[Start of section]

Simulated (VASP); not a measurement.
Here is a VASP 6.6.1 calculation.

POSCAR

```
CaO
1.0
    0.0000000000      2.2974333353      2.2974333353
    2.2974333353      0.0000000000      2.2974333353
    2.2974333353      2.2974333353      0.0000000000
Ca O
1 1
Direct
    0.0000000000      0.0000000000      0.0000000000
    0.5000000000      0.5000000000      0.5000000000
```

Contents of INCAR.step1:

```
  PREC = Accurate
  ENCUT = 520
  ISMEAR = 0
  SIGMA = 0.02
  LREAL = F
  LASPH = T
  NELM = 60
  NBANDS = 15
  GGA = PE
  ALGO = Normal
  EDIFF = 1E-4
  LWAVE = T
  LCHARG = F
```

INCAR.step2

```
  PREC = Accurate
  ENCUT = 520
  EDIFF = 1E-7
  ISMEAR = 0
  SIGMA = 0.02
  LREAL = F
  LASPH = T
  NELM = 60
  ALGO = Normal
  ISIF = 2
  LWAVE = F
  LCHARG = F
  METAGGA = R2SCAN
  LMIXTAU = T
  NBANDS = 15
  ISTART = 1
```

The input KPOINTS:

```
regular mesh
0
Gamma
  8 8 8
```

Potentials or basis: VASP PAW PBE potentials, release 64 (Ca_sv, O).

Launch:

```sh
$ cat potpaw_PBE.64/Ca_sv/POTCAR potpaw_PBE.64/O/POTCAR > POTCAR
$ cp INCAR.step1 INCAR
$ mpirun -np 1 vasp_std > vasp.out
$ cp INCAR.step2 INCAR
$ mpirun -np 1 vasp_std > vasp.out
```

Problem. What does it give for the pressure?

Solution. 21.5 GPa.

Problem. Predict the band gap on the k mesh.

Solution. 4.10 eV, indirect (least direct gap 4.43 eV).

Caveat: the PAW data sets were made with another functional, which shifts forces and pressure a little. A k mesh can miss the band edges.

[End of section]

# Task item
With the first line of the records as the start and the line holding "Solution. 4.10 eV, indirect" as the end, please copy exactly those lines and no others.

# Solution
Simulated (VASP); not a measurement.
Here is a VASP 6.6.1 calculation.

POSCAR

```
CaO
1.0
    0.0000000000      2.2974333353      2.2974333353
    2.2974333353      0.0000000000      2.2974333353
    2.2974333353      2.2974333353      0.0000000000
Ca O
1 1
Direct
    0.0000000000      0.0000000000      0.0000000000
    0.5000000000      0.5000000000      0.5000000000
```

Contents of INCAR.step1:

```
  PREC = Accurate
  ENCUT = 520
  ISMEAR = 0
  SIGMA = 0.02
  LREAL = F
  LASPH = T
  NELM = 60
  NBANDS = 15
  GGA = PE
  ALGO = Normal
  EDIFF = 1E-4
  LWAVE = T
  LCHARG = F
```

INCAR.step2

```
  PREC = Accurate
  ENCUT = 520
  EDIFF = 1E-7
  ISMEAR = 0
  SIGMA = 0.02
  LREAL = F
  LASPH = T
  NELM = 60
  ALGO = Normal
  ISIF = 2
  LWAVE = F
  LCHARG = F
  METAGGA = R2SCAN
  LMIXTAU = T
  NBANDS = 15
  ISTART = 1
```

The input KPOINTS:

```
regular mesh
0
Gamma
  8 8 8
```

Potentials or basis: VASP PAW PBE potentials, release 64 (Ca_sv, O).

Launch:

```sh
$ cat potpaw_PBE.64/Ca_sv/POTCAR potpaw_PBE.64/O/POTCAR > POTCAR
$ cp INCAR.step1 INCAR
$ mpirun -np 1 vasp_std > vasp.out
$ cp INCAR.step2 INCAR
$ mpirun -np 1 vasp_std > vasp.out
```

Problem. What does it give for the pressure?

Solution. 21.5 GPa.

Problem. Predict the band gap on the k mesh.

Solution. 4.10 eV, indirect (least direct gap 4.43 eV).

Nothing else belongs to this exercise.